**Work instruction:** What you return must match the records below exactly, down to each character.

**Material shown:**
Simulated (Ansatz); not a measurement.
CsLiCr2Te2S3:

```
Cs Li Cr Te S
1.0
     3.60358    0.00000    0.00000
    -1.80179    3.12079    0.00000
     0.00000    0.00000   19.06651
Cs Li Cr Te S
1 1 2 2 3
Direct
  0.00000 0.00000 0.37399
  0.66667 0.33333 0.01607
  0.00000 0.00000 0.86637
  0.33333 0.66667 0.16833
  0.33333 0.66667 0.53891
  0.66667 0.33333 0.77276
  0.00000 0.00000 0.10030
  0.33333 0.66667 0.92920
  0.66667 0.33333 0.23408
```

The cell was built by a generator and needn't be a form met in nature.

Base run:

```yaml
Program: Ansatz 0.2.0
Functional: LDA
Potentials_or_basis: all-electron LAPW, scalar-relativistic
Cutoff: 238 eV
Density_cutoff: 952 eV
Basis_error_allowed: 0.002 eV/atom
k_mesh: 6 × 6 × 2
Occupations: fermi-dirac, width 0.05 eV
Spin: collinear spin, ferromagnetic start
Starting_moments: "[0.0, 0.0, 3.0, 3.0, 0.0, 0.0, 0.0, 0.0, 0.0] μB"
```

**Problem solution:**
Simulated (Ansatz); not a measurement.
CsLiCr2Te2S3:

```
Cs Li Cr Te S
1.0
     3.60358    0.00000    0.00000
    -1.80179    3.12079    0.00000
     0.00000    0.00000   19.06651
Cs Li Cr Te S
1 1 2 2 3
Direct
  0.00000 0.00000 0.37399
  0.66667 0.33333 0.01607
  0.00000 0.00000 0.86637
  0.33333 0.66667 0.16833
  0.33333 0.66667 0.53891
  0.66667 0.33333 0.77276
  0.00000 0.00000 0.10030
  0.33333 0.66667 0.92920
  0.66667 0.33333 0.23408
```

The cell was built by a generator and needn't be a form met in nature.

Base run:

```yaml
Program: Ansatz 0.2.0
Functional: LDA
Potentials_or_basis: all-electron LAPW, scalar-relativistic
Cutoff: 238 eV
Density_cutoff: 952 eV
Basis_error_allowed: 0.002 eV/atom
k_mesh: 6 × 6 × 2
Occupations: fermi-dirac, width 0.05 eV
Spin: collinear spin, ferromagnetic start
Starting_moments: "[0.0, 0.0, 3.0, 3.0, 0.0, 0.0, 0.0, 0.0, 0.0] μB"
```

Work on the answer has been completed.